Segment Start: Extracted entries

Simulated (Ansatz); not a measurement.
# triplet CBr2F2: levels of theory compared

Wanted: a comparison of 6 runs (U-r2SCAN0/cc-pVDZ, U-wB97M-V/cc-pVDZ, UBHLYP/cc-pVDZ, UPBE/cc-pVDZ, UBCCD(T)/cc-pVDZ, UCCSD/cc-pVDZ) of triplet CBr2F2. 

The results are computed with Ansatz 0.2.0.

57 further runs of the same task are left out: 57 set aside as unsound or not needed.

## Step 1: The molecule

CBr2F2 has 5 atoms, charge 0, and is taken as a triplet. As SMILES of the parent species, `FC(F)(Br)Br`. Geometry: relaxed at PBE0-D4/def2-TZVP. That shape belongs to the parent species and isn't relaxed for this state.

Segment End: Extracted entries

→ Work item
What you return must match the data word for word.

→ Written response
Simulated (Ansatz); not a measurement.
# triplet CBr2F2: levels of theory compared

Wanted: a comparison of 6 runs (U-r2SCAN0/cc-pVDZ, U-wB97M-V/cc-pVDZ, UBHLYP/cc-pVDZ, UPBE/cc-pVDZ, UBCCD(T)/cc-pVDZ, UCCSD/cc-pVDZ) of triplet CBr2F2. 

The results are computed with Ansatz 0.2.0.

57 further runs of the same task are left out: 57 set aside as unsound or not needed.

## Step 1: The molecule

CBr2F2 has 5 atoms, charge 0, and is taken as a triplet. As SMILES of the parent species, `FC(F)(Br)Br`. Geometry: relaxed at PBE0-D4/def2-TZVP. That shape belongs to the parent species and isn't relaxed for this state.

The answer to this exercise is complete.